**Requirement:** Write out again each line of the material below, unchanged, from the first one to the line that holds "Answer: 3.083 eV".

########

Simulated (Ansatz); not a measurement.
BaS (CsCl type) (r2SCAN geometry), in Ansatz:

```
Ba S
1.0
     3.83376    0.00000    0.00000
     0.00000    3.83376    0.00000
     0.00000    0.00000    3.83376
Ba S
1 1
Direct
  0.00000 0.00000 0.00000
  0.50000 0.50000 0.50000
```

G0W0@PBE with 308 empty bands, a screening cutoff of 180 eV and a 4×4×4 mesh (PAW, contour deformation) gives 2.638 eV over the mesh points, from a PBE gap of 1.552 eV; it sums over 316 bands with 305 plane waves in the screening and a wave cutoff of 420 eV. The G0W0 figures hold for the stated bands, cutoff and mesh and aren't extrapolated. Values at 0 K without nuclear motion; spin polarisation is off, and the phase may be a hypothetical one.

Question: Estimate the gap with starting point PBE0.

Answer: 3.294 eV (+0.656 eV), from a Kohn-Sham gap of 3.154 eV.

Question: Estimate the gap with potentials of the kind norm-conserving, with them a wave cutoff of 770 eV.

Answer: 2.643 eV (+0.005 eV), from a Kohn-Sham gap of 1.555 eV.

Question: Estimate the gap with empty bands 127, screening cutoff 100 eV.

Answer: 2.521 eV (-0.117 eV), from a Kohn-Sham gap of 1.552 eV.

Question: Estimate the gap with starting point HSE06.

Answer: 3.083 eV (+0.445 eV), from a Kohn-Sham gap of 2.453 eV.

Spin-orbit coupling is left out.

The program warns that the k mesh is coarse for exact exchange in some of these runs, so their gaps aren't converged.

########

**Task result:**
Simulated (Ansatz); not a measurement.
BaS (CsCl type) (r2SCAN geometry), in Ansatz:

```
Ba S
1.0
     3.83376    0.00000    0.00000
     0.00000    3.83376    0.00000
     0.00000    0.00000    3.83376
Ba S
1 1
Direct
  0.00000 0.00000 0.00000
  0.50000 0.50000 0.50000
```

G0W0@PBE with 308 empty bands, a screening cutoff of 180 eV and a 4×4×4 mesh (PAW, contour deformation) gives 2.638 eV over the mesh points, from a PBE gap of 1.552 eV; it sums over 316 bands with 305 plane waves in the screening and a wave cutoff of 420 eV. The G0W0 figures hold for the stated bands, cutoff and mesh and aren't extrapolated. Values at 0 K without nuclear motion; spin polarisation is off, and the phase may be a hypothetical one.

Question: Estimate the gap with starting point PBE0.

Answer: 3.294 eV (+0.656 eV), from a Kohn-Sham gap of 3.154 eV.

Question: Estimate the gap with potentials of the kind norm-conserving, with them a wave cutoff of 770 eV.

Answer: 2.643 eV (+0.005 eV), from a Kohn-Sham gap of 1.555 eV.

Question: Estimate the gap with empty bands 127, screening cutoff 100 eV.

Answer: 2.521 eV (-0.117 eV), from a Kohn-Sham gap of 1.552 eV.

Question: Estimate the gap with starting point HSE06.

Answer: 3.083 eV (+0.445 eV), from a Kohn-Sham gap of 2.453 eV.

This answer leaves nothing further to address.